========
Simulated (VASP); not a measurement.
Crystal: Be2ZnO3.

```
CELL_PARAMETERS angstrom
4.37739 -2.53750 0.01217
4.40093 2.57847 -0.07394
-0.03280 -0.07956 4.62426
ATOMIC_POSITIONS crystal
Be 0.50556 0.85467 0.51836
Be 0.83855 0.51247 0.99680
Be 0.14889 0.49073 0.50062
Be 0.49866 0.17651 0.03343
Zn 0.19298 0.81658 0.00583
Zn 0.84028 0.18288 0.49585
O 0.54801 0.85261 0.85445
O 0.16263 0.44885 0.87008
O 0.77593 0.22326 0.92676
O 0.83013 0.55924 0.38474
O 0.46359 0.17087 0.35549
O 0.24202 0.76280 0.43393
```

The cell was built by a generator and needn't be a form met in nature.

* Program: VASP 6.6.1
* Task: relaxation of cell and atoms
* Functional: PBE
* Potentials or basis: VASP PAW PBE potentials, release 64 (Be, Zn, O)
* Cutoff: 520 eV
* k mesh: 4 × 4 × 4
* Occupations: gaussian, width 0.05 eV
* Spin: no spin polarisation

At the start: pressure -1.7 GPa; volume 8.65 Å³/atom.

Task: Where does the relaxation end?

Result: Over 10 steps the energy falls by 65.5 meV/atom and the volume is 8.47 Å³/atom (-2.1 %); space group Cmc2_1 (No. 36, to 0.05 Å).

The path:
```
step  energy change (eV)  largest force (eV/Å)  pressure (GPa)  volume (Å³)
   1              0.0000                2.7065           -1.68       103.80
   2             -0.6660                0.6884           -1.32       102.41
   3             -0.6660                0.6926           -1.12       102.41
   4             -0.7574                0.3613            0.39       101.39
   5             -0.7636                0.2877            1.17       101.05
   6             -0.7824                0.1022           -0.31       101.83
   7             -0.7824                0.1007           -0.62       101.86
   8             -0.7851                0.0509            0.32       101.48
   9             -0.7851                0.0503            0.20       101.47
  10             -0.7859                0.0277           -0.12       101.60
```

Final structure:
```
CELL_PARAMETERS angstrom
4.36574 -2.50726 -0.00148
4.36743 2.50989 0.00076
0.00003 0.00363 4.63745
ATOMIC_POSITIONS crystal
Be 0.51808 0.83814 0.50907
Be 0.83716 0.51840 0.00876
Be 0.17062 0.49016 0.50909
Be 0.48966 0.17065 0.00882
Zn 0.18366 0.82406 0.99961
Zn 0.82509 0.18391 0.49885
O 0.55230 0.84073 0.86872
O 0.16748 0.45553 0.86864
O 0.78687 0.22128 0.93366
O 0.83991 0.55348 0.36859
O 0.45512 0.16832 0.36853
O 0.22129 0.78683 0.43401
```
========

§ EXERCISE
An exact, complete copy of the lines above from the one with "mesh: 4 × 4 × 4" through the one with "Task: Where does the relaxation end?" is the whole answer.

§ ANSWER SECTION
* k mesh: 4 × 4 × 4
* Occupations: gaussian, width 0.05 eV
* Spin: no spin polarisation

At the start: pressure -1.7 GPa; volume 8.65 Å³/atom.

Task: Where does the relaxation end?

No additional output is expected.